__REQUIREMENT__:
Where the listing below reaches the line containing "- tetragonal distortion: factor", start writing out lines exactly, and stop once the line containing "- energy (meV" has been written.

__GIVEN INFORMATION__:
..............................

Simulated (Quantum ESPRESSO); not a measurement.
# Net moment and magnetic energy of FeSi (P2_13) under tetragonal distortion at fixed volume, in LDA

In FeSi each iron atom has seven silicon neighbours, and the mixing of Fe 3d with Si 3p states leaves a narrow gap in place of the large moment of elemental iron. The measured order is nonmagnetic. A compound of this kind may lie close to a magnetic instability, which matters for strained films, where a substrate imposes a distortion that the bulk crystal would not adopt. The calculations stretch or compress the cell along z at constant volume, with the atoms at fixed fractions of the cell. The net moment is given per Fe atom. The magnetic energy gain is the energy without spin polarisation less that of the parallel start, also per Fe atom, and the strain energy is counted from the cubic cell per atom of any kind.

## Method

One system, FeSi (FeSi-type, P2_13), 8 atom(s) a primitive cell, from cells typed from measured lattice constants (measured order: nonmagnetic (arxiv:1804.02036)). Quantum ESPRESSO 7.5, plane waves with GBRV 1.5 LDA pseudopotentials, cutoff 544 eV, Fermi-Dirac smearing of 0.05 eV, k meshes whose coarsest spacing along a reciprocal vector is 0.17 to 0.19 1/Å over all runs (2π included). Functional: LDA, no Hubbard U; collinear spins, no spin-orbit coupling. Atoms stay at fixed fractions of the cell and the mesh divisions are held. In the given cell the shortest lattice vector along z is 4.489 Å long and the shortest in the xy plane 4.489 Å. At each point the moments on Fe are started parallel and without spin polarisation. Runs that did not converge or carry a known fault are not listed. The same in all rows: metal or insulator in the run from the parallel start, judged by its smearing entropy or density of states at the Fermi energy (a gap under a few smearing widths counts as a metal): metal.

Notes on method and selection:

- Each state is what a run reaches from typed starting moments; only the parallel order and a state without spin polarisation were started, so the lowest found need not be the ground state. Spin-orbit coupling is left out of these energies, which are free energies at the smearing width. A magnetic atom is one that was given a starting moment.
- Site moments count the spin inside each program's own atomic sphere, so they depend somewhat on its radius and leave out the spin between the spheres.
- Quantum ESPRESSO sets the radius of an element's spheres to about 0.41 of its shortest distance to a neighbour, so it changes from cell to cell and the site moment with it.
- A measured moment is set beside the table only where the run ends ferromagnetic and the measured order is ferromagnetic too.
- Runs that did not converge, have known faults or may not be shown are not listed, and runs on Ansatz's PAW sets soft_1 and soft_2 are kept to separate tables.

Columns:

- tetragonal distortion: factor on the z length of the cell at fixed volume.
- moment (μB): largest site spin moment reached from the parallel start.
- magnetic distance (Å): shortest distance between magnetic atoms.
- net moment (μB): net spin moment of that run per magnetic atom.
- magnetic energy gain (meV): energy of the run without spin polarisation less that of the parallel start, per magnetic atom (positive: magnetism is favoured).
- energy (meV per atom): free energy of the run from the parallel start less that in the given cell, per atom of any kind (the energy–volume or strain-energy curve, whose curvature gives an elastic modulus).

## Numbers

..............................

__ANSWER BOX__:
- tetragonal distortion: factor on the z length of the cell at fixed volume.
- moment (μB): largest site spin moment reached from the parallel start.
- magnetic distance (Å): shortest distance between magnetic atoms.
- net moment (μB): net spin moment of that run per magnetic atom.
- magnetic energy gain (meV): energy of the run without spin polarisation less that of the parallel start, per magnetic atom (positive: magnetism is favoured).
- energy (meV per atom): free energy of the run from the parallel start less that in the given cell, per atom of any kind (the energy–volume or strain-energy curve, whose curvature gives an elastic modulus).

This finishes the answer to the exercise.